▶ **TASK ITEM**: Retype the data exactly. Spelling and punctuation stay as they are.

▶ **SUPPLIED MATERIAL**:
========================
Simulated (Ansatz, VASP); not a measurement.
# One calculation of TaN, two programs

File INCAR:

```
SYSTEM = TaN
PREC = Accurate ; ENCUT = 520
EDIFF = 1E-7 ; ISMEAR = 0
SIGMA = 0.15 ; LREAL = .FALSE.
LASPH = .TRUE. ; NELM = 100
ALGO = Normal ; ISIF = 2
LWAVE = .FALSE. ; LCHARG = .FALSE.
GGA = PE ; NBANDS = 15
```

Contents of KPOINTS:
========================

▶ **TASK RESULT**:
Simulated (Ansatz, VASP); not a measurement.
# One calculation of TaN, two programs

File INCAR:

```
SYSTEM = TaN
PREC = Accurate ; ENCUT = 520
EDIFF = 1E-7 ; ISMEAR = 0
SIGMA = 0.15 ; LREAL = .FALSE.
LASPH = .TRUE. ; NELM = 100
ALGO = Normal ; ISIF = 2
LWAVE = .FALSE. ; LCHARG = .FALSE.
GGA = PE ; NBANDS = 15
```

Contents of KPOINTS:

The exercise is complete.